→ **BRIEF**: Print the complete listing so that it matches the original exactly.

Top of EXTRACTED DATA

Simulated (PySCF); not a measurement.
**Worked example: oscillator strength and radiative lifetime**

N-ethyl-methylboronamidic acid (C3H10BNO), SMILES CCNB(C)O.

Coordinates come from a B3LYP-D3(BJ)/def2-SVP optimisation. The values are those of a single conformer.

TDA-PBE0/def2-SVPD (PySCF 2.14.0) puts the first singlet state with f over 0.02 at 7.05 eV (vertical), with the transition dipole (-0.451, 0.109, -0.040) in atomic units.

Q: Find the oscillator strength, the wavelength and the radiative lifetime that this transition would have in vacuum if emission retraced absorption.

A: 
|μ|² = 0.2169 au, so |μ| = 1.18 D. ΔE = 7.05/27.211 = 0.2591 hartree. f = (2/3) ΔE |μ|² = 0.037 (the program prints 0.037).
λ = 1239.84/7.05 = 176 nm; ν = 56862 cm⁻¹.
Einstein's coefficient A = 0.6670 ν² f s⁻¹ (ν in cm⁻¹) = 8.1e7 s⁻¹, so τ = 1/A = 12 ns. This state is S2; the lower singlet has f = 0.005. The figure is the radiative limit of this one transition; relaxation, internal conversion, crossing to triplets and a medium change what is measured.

Bottom of EXTRACTED DATA

→ **ANSWER BOX**:
Simulated (PySCF); not a measurement.
**Worked example: oscillator strength and radiative lifetime**

N-ethyl-methylboronamidic acid (C3H10BNO), SMILES CCNB(C)O.

Coordinates come from a B3LYP-D3(BJ)/def2-SVP optimisation. The values are those of a single conformer.

TDA-PBE0/def2-SVPD (PySCF 2.14.0) puts the first singlet state with f over 0.02 at 7.05 eV (vertical), with the transition dipole (-0.451, 0.109, -0.040) in atomic units.

Q: Find the oscillator strength, the wavelength and the radiative lifetime that this transition would have in vacuum if emission retraced absorption.

A: 
|μ|² = 0.2169 au, so |μ| = 1.18 D. ΔE = 7.05/27.211 = 0.2591 hartree. f = (2/3) ΔE |μ|² = 0.037 (the program prints 0.037).
λ = 1239.84/7.05 = 176 nm; ν = 56862 cm⁻¹.
Einstein's coefficient A = 0.6670 ν² f s⁻¹ (ν in cm⁻¹) = 8.1e7 s⁻¹, so τ = 1/A = 12 ns. This state is S2; the lower singlet has f = 0.005. The figure is the radiative limit of this one transition; relaxation, internal conversion, crossing to triplets and a medium change what is measured.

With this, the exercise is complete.